Required action: Set down the listing below verbatim, but only from its first line through the line containing "Molecule: SMILES [BH2-]([N+]#CC)N, C2H7BN2.".

Data under study:

########

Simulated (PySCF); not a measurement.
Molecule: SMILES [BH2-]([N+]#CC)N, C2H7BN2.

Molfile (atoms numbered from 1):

########

Result:
Simulated (PySCF); not a measurement.
Molecule: SMILES [BH2-]([N+]#CC)N, C2H7BN2.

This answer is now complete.